Activity: Once you reach the line containing "cell | 6 | 6 |" in the entries below, write out that line and each one after it down to the line containing "gap on the k mesh at the Fermi level (eV): none;", exactly and with nothing added.

Provided data:
***

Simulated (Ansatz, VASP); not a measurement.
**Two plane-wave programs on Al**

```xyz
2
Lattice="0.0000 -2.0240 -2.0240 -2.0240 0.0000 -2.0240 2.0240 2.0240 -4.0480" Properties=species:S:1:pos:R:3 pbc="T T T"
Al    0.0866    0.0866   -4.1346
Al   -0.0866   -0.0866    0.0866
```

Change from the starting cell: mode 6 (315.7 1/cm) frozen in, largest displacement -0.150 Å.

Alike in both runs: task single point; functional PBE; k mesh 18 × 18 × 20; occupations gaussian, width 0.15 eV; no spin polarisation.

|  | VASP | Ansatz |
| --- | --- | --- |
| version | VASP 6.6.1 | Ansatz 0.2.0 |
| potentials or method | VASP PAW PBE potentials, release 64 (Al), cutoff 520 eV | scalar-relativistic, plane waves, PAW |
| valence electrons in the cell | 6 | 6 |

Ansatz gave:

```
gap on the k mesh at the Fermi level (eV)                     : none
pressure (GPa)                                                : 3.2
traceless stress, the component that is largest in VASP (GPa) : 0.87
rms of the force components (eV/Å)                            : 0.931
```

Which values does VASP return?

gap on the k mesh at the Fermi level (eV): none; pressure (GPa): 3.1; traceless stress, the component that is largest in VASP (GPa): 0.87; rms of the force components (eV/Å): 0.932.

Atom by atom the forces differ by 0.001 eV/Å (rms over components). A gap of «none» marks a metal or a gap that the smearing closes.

***

Problem solution:
| valence electrons in the cell | 6 | 6 |

Ansatz gave:

```
gap on the k mesh at the Fermi level (eV)                     : none
pressure (GPa)                                                : 3.2
traceless stress, the component that is largest in VASP (GPa) : 0.87
rms of the force components (eV/Å)                            : 0.931
```

Which values does VASP return?

gap on the k mesh at the Fermi level (eV): none; pressure (GPa): 3.1; traceless stress, the component that is largest in VASP (GPa): 0.87; rms of the force components (eV/Å): 0.932.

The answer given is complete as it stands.